====================

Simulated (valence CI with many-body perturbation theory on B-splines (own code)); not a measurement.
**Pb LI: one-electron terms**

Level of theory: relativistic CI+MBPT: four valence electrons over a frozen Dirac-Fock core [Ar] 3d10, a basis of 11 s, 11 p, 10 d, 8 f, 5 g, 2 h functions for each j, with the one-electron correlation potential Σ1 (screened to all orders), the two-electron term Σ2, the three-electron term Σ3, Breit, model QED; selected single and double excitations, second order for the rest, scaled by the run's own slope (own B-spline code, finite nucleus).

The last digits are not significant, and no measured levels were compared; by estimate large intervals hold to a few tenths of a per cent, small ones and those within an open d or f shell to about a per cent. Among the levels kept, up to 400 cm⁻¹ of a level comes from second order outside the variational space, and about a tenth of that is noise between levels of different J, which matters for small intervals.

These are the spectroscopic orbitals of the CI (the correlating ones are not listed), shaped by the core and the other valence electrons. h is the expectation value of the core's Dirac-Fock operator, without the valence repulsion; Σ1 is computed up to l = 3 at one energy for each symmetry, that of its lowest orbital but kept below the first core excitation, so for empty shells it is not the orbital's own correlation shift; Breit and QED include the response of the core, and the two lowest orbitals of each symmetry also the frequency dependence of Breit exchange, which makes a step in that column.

====================

## Activity
Reproduce every line of the entries above, unchanged, from the very first one down to and including the line containing "The last digits".

## Answer box
Simulated (valence CI with many-body perturbation theory on B-splines (own code)); not a measurement.
**Pb LI: one-electron terms**

Level of theory: relativistic CI+MBPT: four valence electrons over a frozen Dirac-Fock core [Ar] 3d10, a basis of 11 s, 11 p, 10 d, 8 f, 5 g, 2 h functions for each j, with the one-electron correlation potential Σ1 (screened to all orders), the two-electron term Σ2, the three-electron term Σ3, Breit, model QED; selected single and double excitations, second order for the rest, scaled by the run's own slope (own B-spline code, finite nucleus).

The last digits are not significant, and no measured levels were compared; by estimate large intervals hold to a few tenths of a per cent, small ones and those within an open d or f shell to about a per cent. Among the levels kept, up to 400 cm⁻¹ of a level comes from second order outside the variational space, and about a tenth of that is noise between levels of different J, which matters for small intervals.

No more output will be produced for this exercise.